--- Data extracts Enclosed Below ---

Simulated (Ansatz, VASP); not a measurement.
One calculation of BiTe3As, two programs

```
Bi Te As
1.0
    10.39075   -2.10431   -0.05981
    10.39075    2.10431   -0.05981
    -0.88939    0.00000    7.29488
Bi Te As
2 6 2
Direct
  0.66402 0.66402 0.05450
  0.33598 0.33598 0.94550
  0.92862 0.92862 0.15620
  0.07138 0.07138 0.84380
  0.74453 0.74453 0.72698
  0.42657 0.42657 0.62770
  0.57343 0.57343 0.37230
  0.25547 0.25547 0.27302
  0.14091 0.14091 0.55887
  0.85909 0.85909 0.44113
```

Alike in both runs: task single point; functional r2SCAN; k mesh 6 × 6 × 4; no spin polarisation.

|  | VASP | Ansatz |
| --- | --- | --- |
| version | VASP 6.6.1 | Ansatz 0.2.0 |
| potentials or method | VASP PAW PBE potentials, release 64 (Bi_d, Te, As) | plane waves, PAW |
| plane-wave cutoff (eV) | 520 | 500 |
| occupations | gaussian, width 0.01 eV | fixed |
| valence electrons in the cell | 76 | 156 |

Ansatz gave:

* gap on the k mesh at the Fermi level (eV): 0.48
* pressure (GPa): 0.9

--- End of Enclosed Data extracts ---

Retype every line up to and including the one that contains "Ansatz 0.2.0 |", beginning at the first line of the records, with no edits.

=== Solution ===
Simulated (Ansatz, VASP); not a measurement.
One calculation of BiTe3As, two programs

```
Bi Te As
1.0
    10.39075   -2.10431   -0.05981
    10.39075    2.10431   -0.05981
    -0.88939    0.00000    7.29488
Bi Te As
2 6 2
Direct
  0.66402 0.66402 0.05450
  0.33598 0.33598 0.94550
  0.92862 0.92862 0.15620
  0.07138 0.07138 0.84380
  0.74453 0.74453 0.72698
  0.42657 0.42657 0.62770
  0.57343 0.57343 0.37230
  0.25547 0.25547 0.27302
  0.14091 0.14091 0.55887
  0.85909 0.85909 0.44113
```

Alike in both runs: task single point; functional r2SCAN; k mesh 6 × 6 × 4; no spin polarisation.

|  | VASP | Ansatz |
| --- | --- | --- |
| version | VASP 6.6.1 | Ansatz 0.2.0 |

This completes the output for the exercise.